DATA EXTRACTS:
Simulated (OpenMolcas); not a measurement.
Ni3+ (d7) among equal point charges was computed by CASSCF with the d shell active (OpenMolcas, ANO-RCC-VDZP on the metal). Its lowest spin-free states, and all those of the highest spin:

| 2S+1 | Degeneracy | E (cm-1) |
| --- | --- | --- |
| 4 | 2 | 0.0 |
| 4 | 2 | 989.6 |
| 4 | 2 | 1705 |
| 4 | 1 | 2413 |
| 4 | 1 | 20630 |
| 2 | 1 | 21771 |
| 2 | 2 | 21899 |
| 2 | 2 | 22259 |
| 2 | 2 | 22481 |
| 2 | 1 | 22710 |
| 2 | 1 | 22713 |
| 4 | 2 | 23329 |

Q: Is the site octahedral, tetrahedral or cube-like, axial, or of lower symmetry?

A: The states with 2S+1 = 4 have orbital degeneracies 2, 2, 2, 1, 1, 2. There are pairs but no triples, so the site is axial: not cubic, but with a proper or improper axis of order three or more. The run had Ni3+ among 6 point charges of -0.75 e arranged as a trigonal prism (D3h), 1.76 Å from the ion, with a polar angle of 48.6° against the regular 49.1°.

WORK ORDER:
Every entry needs to be copied again, word for word.

YOUR SOLUTION:
Simulated (OpenMolcas); not a measurement.
Ni3+ (d7) among equal point charges was computed by CASSCF with the d shell active (OpenMolcas, ANO-RCC-VDZP on the metal). Its lowest spin-free states, and all those of the highest spin:

| 2S+1 | Degeneracy | E (cm-1) |
| --- | --- | --- |
| 4 | 2 | 0.0 |
| 4 | 2 | 989.6 |
| 4 | 2 | 1705 |
| 4 | 1 | 2413 |
| 4 | 1 | 20630 |
| 2 | 1 | 21771 |
| 2 | 2 | 21899 |
| 2 | 2 | 22259 |
| 2 | 2 | 22481 |
| 2 | 1 | 22710 |
| 2 | 1 | 22713 |
| 4 | 2 | 23329 |

Q: Is the site octahedral, tetrahedral or cube-like, axial, or of lower symmetry?

A: The states with 2S+1 = 4 have orbital degeneracies 2, 2, 2, 1, 1, 2. There are pairs but no triples, so the site is axial: not cubic, but with a proper or improper axis of order three or more. The run had Ni3+ among 6 point charges of -0.75 e arranged as a trigonal prism (D3h), 1.76 Å from the ion, with a polar angle of 48.6° against the regular 49.1°.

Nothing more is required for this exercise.